§ Provided information:
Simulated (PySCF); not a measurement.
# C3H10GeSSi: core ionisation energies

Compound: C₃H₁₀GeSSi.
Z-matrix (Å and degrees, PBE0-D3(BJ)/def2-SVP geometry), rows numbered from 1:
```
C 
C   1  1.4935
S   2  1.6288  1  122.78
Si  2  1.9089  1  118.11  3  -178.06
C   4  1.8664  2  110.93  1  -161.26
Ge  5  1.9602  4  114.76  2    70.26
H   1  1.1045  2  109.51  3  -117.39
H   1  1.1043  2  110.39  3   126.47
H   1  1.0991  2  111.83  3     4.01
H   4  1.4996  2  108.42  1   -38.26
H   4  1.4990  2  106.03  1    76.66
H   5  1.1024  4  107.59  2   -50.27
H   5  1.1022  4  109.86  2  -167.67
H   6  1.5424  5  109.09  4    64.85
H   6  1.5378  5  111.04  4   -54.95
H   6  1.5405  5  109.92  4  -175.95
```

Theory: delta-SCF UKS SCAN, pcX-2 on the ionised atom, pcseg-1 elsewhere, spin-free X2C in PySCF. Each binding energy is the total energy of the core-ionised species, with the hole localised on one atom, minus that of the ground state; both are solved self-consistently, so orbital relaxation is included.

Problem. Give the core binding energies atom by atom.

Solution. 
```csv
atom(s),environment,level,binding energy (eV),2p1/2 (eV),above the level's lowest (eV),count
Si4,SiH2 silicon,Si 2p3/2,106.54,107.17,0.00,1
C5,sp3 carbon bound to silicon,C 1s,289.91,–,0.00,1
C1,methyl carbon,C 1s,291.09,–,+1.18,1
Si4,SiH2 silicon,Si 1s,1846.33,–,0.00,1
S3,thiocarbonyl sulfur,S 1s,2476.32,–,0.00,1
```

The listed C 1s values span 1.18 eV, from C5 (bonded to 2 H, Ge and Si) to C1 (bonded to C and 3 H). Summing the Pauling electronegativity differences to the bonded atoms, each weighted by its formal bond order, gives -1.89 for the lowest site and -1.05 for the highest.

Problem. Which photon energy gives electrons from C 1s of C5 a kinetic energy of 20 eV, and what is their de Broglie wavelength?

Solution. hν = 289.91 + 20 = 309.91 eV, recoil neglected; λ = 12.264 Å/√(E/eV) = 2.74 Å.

§ Work request: Please retype the data exactly as it stands, from its first line down to the line that contains "Problem. Which photon", then stop.

§ Exercise solution:
Simulated (PySCF); not a measurement.
# C3H10GeSSi: core ionisation energies

Compound: C₃H₁₀GeSSi.
Z-matrix (Å and degrees, PBE0-D3(BJ)/def2-SVP geometry), rows numbered from 1:
```
C 
C   1  1.4935
S   2  1.6288  1  122.78
Si  2  1.9089  1  118.11  3  -178.06
C   4  1.8664  2  110.93  1  -161.26
Ge  5  1.9602  4  114.76  2    70.26
H   1  1.1045  2  109.51  3  -117.39
H   1  1.1043  2  110.39  3   126.47
H   1  1.0991  2  111.83  3     4.01
H   4  1.4996  2  108.42  1   -38.26
H   4  1.4990  2  106.03  1    76.66
H   5  1.1024  4  107.59  2   -50.27
H   5  1.1022  4  109.86  2  -167.67
H   6  1.5424  5  109.09  4    64.85
H   6  1.5378  5  111.04  4   -54.95
H   6  1.5405  5  109.92  4  -175.95
```

Theory: delta-SCF UKS SCAN, pcX-2 on the ionised atom, pcseg-1 elsewhere, spin-free X2C in PySCF. Each binding energy is the total energy of the core-ionised species, with the hole localised on one atom, minus that of the ground state; both are solved self-consistently, so orbital relaxation is included.

Problem. Give the core binding energies atom by atom.

Solution. 
```csv
atom(s),environment,level,binding energy (eV),2p1/2 (eV),above the level's lowest (eV),count
Si4,SiH2 silicon,Si 2p3/2,106.54,107.17,0.00,1
C5,sp3 carbon bound to silicon,C 1s,289.91,–,0.00,1
C1,methyl carbon,C 1s,291.09,–,+1.18,1
Si4,SiH2 silicon,Si 1s,1846.33,–,0.00,1
S3,thiocarbonyl sulfur,S 1s,2476.32,–,0.00,1
```

The listed C 1s values span 1.18 eV, from C5 (bonded to 2 H, Ge and Si) to C1 (bonded to C and 3 H). Summing the Pauling electronegativity differences to the bonded atoms, each weighted by its formal bond order, gives -1.89 for the lowest site and -1.05 for the highest.

Problem. Which photon energy gives electrons from C 1s of C5 a kinetic energy of 20 eV, and what is their de Broglie wavelength?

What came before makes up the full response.